—————

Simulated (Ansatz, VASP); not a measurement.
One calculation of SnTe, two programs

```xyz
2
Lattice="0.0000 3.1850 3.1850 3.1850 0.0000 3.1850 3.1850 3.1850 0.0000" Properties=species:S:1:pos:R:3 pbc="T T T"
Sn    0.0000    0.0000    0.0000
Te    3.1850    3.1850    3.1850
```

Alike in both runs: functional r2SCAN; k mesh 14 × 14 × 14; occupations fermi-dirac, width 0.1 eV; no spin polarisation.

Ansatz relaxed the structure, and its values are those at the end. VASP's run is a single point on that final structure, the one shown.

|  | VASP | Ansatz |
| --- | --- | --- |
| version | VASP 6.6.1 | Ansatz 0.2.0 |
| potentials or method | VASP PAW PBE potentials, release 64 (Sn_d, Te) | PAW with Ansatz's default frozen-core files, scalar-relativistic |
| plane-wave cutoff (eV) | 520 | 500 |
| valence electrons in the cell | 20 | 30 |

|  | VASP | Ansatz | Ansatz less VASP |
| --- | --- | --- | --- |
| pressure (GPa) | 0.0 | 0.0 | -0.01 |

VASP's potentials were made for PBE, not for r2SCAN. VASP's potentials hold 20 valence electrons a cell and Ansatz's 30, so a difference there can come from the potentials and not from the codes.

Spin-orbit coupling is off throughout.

—————

§ WORK ORDER
Output only the lines from the top of the entries through the one holding "VASP's potentials were", copied exactly.

§ REPLY
Simulated (Ansatz, VASP); not a measurement.
One calculation of SnTe, two programs

```xyz
2
Lattice="0.0000 3.1850 3.1850 3.1850 0.0000 3.1850 3.1850 3.1850 0.0000" Properties=species:S:1:pos:R:3 pbc="T T T"
Sn    0.0000    0.0000    0.0000
Te    3.1850    3.1850    3.1850
```

Alike in both runs: functional r2SCAN; k mesh 14 × 14 × 14; occupations fermi-dirac, width 0.1 eV; no spin polarisation.

Ansatz relaxed the structure, and its values are those at the end. VASP's run is a single point on that final structure, the one shown.

|  | VASP | Ansatz |
| --- | --- | --- |
| version | VASP 6.6.1 | Ansatz 0.2.0 |
| potentials or method | VASP PAW PBE potentials, release 64 (Sn_d, Te) | PAW with Ansatz's default frozen-core files, scalar-relativistic |
| plane-wave cutoff (eV) | 520 | 500 |
| valence electrons in the cell | 20 | 30 |

|  | VASP | Ansatz | Ansatz less VASP |
| --- | --- | --- | --- |
| pressure (GPa) | 0.0 | 0.0 | -0.01 |

VASP's potentials were made for PBE, not for r2SCAN. VASP's potentials hold 20 valence electrons a cell and Ansatz's 30, so a difference there can come from the potentials and not from the codes.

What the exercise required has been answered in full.